RECORDS SUPPLIED:
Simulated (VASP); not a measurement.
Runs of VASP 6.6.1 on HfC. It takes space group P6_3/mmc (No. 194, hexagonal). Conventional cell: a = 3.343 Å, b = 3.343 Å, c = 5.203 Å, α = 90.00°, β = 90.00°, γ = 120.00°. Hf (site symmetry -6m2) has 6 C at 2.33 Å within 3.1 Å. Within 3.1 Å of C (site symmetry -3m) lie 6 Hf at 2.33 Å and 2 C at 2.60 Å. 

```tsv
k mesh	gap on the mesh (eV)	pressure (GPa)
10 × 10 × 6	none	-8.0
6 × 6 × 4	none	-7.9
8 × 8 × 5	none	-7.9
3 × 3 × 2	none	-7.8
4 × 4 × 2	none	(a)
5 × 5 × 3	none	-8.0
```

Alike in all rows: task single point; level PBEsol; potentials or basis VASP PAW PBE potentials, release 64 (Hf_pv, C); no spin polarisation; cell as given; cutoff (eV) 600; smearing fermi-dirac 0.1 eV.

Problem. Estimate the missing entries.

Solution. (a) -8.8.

WORK TASK: Return each line exactly, beginning at the start of the material above and ending at the line that includes "Problem. Estimate the missing entries.", with both of those kept.

SOLUTION:
Simulated (VASP); not a measurement.
Runs of VASP 6.6.1 on HfC. It takes space group P6_3/mmc (No. 194, hexagonal). Conventional cell: a = 3.343 Å, b = 3.343 Å, c = 5.203 Å, α = 90.00°, β = 90.00°, γ = 120.00°. Hf (site symmetry -6m2) has 6 C at 2.33 Å within 3.1 Å. Within 3.1 Å of C (site symmetry -3m) lie 6 Hf at 2.33 Å and 2 C at 2.60 Å. 

```tsv
k mesh	gap on the mesh (eV)	pressure (GPa)
10 × 10 × 6	none	-8.0
6 × 6 × 4	none	-7.9
8 × 8 × 5	none	-7.9
3 × 3 × 2	none	-7.8
4 × 4 × 2	none	(a)
5 × 5 × 3	none	-8.0
```

Alike in all rows: task single point; level PBEsol; potentials or basis VASP PAW PBE potentials, release 64 (Hf_pv, C); no spin polarisation; cell as given; cutoff (eV) 600; smearing fermi-dirac 0.1 eV.

Problem. Estimate the missing entries.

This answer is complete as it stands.